**RECORDS SHOWN:**
((
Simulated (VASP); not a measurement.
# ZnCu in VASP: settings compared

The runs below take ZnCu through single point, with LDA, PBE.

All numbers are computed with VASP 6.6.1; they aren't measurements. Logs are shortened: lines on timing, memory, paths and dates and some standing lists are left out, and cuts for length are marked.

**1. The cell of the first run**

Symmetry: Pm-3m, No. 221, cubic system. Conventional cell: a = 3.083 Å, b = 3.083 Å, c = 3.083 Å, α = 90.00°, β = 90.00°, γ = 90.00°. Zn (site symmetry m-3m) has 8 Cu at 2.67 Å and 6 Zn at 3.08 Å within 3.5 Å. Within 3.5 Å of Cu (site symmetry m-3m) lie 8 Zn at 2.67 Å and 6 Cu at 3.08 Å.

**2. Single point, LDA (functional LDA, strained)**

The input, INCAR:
))

**ASSIGNED TASK:** Return, word for word, every line from the top of the entries down to the line that holds "(functional LDA, strained)**", both included.

**TASK ANSWER:**
Simulated (VASP); not a measurement.
# ZnCu in VASP: settings compared

The runs below take ZnCu through single point, with LDA, PBE.

All numbers are computed with VASP 6.6.1; they aren't measurements. Logs are shortened: lines on timing, memory, paths and dates and some standing lists are left out, and cuts for length are marked.

**1. The cell of the first run**

Symmetry: Pm-3m, No. 221, cubic system. Conventional cell: a = 3.083 Å, b = 3.083 Å, c = 3.083 Å, α = 90.00°, β = 90.00°, γ = 90.00°. Zn (site symmetry m-3m) has 8 Cu at 2.67 Å and 6 Zn at 3.08 Å within 3.5 Å. Within 3.5 Å of Cu (site symmetry m-3m) lie 8 Zn at 2.67 Å and 6 Cu at 3.08 Å.

**2. Single point, LDA (functional LDA, strained)**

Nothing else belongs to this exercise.